==== Records provided ====

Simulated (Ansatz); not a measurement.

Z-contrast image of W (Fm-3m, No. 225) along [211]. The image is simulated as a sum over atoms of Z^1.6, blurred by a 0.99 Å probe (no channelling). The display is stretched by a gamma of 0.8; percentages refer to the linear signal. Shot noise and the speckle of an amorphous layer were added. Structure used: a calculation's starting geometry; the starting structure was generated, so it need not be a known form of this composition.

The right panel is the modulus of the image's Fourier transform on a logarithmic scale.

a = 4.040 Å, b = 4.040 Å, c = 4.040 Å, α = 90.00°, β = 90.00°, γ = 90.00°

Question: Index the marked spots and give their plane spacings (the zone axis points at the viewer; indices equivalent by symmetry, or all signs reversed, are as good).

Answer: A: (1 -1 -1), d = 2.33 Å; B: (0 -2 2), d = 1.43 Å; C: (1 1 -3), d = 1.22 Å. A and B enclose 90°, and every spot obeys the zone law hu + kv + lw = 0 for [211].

====

Activity: When you reach the line containing "The right panel" in the data above, start copying exactly, and stop after the line containing "Question: Index the".

Your solution:
The right panel is the modulus of the image's Fourier transform on a logarithmic scale.

a = 4.040 Å, b = 4.040 Å, c = 4.040 Å, α = 90.00°, β = 90.00°, γ = 90.00°

Question: Index the marked spots and give their plane spacings (the zone axis points at the viewer; indices equivalent by symmetry, or all signs reversed, are as good).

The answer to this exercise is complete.